> [Input data]:
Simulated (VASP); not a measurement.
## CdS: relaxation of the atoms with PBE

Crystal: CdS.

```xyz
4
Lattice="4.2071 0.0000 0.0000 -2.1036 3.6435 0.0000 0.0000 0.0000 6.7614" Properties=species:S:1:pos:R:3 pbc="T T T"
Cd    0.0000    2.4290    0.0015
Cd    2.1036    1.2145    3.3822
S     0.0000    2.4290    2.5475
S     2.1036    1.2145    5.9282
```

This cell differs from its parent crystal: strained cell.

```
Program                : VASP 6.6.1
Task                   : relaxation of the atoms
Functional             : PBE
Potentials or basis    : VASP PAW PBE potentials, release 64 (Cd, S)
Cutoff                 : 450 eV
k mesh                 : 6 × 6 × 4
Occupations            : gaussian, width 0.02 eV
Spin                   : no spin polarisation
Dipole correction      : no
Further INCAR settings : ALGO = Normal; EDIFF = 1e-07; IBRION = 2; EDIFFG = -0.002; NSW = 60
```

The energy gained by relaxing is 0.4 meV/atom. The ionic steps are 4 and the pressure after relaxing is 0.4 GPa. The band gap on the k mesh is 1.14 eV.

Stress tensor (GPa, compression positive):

> [Assignment]:
Make a word-for-word copy of the records.

> [Expected answer]:
Simulated (VASP); not a measurement.
## CdS: relaxation of the atoms with PBE

Crystal: CdS.

```xyz
4
Lattice="4.2071 0.0000 0.0000 -2.1036 3.6435 0.0000 0.0000 0.0000 6.7614" Properties=species:S:1:pos:R:3 pbc="T T T"
Cd    0.0000    2.4290    0.0015
Cd    2.1036    1.2145    3.3822
S     0.0000    2.4290    2.5475
S     2.1036    1.2145    5.9282
```

This cell differs from its parent crystal: strained cell.

```
Program                : VASP 6.6.1
Task                   : relaxation of the atoms
Functional             : PBE
Potentials or basis    : VASP PAW PBE potentials, release 64 (Cd, S)
Cutoff                 : 450 eV
k mesh                 : 6 × 6 × 4
Occupations            : gaussian, width 0.02 eV
Spin                   : no spin polarisation
Dipole correction      : no
Further INCAR settings : ALGO = Normal; EDIFF = 1e-07; IBRION = 2; EDIFFG = -0.002; NSW = 60
```

The energy gained by relaxing is 0.4 meV/atom. The ionic steps are 4 and the pressure after relaxing is 0.4 GPa. The band gap on the k mesh is 1.14 eV.

Stress tensor (GPa, compression positive):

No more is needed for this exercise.